Could you set down all of the data again, exactly as it stands?

Content starts

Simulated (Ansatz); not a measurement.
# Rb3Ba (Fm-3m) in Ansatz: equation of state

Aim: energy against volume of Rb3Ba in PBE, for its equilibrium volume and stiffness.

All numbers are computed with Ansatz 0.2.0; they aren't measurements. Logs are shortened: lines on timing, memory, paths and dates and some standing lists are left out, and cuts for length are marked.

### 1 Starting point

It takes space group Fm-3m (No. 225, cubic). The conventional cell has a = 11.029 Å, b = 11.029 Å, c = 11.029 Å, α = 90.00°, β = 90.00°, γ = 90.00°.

Content ends

» **Exercise output**:
Simulated (Ansatz); not a measurement.
# Rb3Ba (Fm-3m) in Ansatz: equation of state

Aim: energy against volume of Rb3Ba in PBE, for its equilibrium volume and stiffness.

All numbers are computed with Ansatz 0.2.0; they aren't measurements. Logs are shortened: lines on timing, memory, paths and dates and some standing lists are left out, and cuts for length are marked.

### 1 Starting point

It takes space group Fm-3m (No. 225, cubic). The conventional cell has a = 11.029 Å, b = 11.029 Å, c = 11.029 Å, α = 90.00°, β = 90.00°, γ = 90.00°.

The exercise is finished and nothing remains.